● **Assignment**:
Beginning with the first line of the data below, reproduce every line unchanged, ending with the line that holds "Problem. What is".

● **Data**:
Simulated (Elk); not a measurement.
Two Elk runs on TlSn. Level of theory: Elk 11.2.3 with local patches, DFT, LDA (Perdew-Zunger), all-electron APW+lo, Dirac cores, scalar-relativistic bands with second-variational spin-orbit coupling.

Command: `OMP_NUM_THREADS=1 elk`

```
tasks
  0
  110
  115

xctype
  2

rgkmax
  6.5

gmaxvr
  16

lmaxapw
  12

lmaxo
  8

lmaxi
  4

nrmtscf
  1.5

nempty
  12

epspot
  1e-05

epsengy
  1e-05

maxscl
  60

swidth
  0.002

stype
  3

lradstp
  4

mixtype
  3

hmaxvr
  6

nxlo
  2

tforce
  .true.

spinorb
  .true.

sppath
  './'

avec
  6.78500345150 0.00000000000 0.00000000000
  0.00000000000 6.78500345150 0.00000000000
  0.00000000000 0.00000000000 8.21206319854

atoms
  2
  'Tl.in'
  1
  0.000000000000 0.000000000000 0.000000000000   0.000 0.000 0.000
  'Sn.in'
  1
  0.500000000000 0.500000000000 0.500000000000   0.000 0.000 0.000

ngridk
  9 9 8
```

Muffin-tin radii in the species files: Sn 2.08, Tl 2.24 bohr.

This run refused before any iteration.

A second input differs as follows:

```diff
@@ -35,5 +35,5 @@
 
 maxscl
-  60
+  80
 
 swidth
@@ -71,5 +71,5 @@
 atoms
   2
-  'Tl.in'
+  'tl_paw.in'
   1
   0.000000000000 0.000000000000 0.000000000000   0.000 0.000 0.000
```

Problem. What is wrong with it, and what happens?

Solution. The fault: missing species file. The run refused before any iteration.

● **Response area**:
Simulated (Elk); not a measurement.
Two Elk runs on TlSn. Level of theory: Elk 11.2.3 with local patches, DFT, LDA (Perdew-Zunger), all-electron APW+lo, Dirac cores, scalar-relativistic bands with second-variational spin-orbit coupling.

Command: `OMP_NUM_THREADS=1 elk`

```
tasks
  0
  110
  115

xctype
  2

rgkmax
  6.5

gmaxvr
  16

lmaxapw
  12

lmaxo
  8

lmaxi
  4

nrmtscf
  1.5

nempty
  12

epspot
  1e-05

epsengy
  1e-05

maxscl
  60

swidth
  0.002

stype
  3

lradstp
  4

mixtype
  3

hmaxvr
  6

nxlo
  2

tforce
  .true.

spinorb
  .true.

sppath
  './'

avec
  6.78500345150 0.00000000000 0.00000000000
  0.00000000000 6.78500345150 0.00000000000
  0.00000000000 0.00000000000 8.21206319854

atoms
  2
  'Tl.in'
  1
  0.000000000000 0.000000000000 0.000000000000   0.000 0.000 0.000
  'Sn.in'
  1
  0.500000000000 0.500000000000 0.500000000000   0.000 0.000 0.000

ngridk
  9 9 8
```

Muffin-tin radii in the species files: Sn 2.08, Tl 2.24 bohr.

This run refused before any iteration.

A second input differs as follows:

```diff
@@ -35,5 +35,5 @@
 
 maxscl
-  60
+  80
 
 swidth
@@ -71,5 +71,5 @@
 atoms
   2
-  'Tl.in'
+  'tl_paw.in'
   1
   0.000000000000 0.000000000000 0.000000000000   0.000 0.000 0.000
```

Problem. What is wrong with it, and what happens?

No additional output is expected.